[Assigned task] Every line of the data below is to be retyped exactly.

[Given data]
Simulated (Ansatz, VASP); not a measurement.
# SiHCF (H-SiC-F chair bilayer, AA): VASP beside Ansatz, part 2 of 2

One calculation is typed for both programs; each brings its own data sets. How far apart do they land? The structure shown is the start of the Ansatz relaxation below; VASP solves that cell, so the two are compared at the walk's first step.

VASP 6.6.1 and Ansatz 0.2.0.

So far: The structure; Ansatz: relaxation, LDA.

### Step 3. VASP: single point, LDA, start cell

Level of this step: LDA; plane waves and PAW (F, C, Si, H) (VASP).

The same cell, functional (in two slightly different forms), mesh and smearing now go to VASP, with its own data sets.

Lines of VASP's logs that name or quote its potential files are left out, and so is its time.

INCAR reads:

[Exercise output]
Simulated (Ansatz, VASP); not a measurement.
# SiHCF (H-SiC-F chair bilayer, AA): VASP beside Ansatz, part 2 of 2

One calculation is typed for both programs; each brings its own data sets. How far apart do they land? The structure shown is the start of the Ansatz relaxation below; VASP solves that cell, so the two are compared at the walk's first step.

VASP 6.6.1 and Ansatz 0.2.0.

So far: The structure; Ansatz: relaxation, LDA.

### Step 3. VASP: single point, LDA, start cell

Level of this step: LDA; plane waves and PAW (F, C, Si, H) (VASP).

The same cell, functional (in two slightly different forms), mesh and smearing now go to VASP, with its own data sets.

Lines of VASP's logs that name or quote its potential files are left out, and so is its time.

INCAR reads:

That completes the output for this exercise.